## RECORDS SHOWN
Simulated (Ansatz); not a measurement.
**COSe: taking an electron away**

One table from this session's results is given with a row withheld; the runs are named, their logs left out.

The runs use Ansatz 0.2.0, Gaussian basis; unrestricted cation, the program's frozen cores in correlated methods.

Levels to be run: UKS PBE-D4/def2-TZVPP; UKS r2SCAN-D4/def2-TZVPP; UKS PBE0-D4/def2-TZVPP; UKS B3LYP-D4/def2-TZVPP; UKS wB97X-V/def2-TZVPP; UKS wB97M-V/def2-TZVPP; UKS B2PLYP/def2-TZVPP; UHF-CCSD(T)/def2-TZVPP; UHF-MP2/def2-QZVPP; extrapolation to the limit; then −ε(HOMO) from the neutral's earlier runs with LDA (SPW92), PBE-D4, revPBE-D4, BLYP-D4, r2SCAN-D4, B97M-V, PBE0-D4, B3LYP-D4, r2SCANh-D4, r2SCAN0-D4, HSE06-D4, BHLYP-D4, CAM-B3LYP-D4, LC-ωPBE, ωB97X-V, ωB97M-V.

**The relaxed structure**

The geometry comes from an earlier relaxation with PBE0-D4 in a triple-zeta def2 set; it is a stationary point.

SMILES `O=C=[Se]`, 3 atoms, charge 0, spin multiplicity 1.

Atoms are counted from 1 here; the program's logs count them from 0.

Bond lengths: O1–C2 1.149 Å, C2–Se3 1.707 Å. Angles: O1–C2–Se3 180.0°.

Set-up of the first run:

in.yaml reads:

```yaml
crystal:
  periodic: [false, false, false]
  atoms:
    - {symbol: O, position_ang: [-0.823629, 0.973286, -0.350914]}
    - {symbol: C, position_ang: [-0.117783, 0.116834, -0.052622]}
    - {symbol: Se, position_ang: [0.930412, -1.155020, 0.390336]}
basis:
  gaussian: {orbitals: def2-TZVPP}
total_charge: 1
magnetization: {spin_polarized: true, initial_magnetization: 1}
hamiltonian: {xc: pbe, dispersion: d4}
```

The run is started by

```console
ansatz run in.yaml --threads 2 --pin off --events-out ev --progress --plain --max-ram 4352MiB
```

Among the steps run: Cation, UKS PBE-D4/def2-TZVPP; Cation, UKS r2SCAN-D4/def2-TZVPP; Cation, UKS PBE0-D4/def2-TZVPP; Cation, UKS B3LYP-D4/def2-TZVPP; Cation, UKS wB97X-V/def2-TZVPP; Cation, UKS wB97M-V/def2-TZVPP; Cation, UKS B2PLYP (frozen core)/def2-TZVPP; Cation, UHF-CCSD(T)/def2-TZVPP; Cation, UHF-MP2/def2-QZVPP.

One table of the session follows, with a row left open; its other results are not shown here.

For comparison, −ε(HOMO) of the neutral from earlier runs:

## TASK ITEM
Word for word, output the lines of the data from its first line through the line where "The runs use" appears, and stop there.

## WORKED SOLUTION
Simulated (Ansatz); not a measurement.
**COSe: taking an electron away**

One table from this session's results is given with a row withheld; the runs are named, their logs left out.

The runs use Ansatz 0.2.0, Gaussian basis; unrestricted cation, the program's frozen cores in correlated methods.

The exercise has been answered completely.